- **Task item**
Take the records below and retype them line by line, from the first line through the one containing "Predict the band gap on the k mesh."; stop there.

——

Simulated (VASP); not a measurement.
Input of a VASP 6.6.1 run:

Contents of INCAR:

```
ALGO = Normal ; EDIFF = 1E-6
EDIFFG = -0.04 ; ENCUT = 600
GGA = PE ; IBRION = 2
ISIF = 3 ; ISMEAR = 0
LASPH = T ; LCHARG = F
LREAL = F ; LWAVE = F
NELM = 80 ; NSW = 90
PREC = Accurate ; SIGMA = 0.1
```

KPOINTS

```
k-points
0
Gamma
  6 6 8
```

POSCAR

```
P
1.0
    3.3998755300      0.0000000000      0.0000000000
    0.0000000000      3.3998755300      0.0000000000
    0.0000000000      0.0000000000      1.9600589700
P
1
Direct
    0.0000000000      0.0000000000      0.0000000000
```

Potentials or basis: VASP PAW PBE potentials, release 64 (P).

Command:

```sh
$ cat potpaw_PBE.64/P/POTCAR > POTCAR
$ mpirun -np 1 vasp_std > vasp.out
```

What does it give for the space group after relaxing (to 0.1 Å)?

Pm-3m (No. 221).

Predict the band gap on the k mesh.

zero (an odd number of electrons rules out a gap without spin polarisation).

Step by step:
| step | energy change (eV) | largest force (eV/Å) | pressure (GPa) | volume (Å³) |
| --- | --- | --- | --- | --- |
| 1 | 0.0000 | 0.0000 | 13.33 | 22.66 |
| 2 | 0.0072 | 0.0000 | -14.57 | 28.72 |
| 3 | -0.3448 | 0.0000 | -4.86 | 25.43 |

——

- **Result**
Simulated (VASP); not a measurement.
Input of a VASP 6.6.1 run:

Contents of INCAR:

```
ALGO = Normal ; EDIFF = 1E-6
EDIFFG = -0.04 ; ENCUT = 600
GGA = PE ; IBRION = 2
ISIF = 3 ; ISMEAR = 0
LASPH = T ; LCHARG = F
LREAL = F ; LWAVE = F
NELM = 80 ; NSW = 90
PREC = Accurate ; SIGMA = 0.1
```

KPOINTS

```
k-points
0
Gamma
  6 6 8
```

POSCAR

```
P
1.0
    3.3998755300      0.0000000000      0.0000000000
    0.0000000000      3.3998755300      0.0000000000
    0.0000000000      0.0000000000      1.9600589700
P
1
Direct
    0.0000000000      0.0000000000      0.0000000000
```

Potentials or basis: VASP PAW PBE potentials, release 64 (P).

Command:

```sh
$ cat potpaw_PBE.64/P/POTCAR > POTCAR
$ mpirun -np 1 vasp_std > vasp.out
```

What does it give for the space group after relaxing (to 0.1 Å)?

Pm-3m (No. 221).

Predict the band gap on the k mesh.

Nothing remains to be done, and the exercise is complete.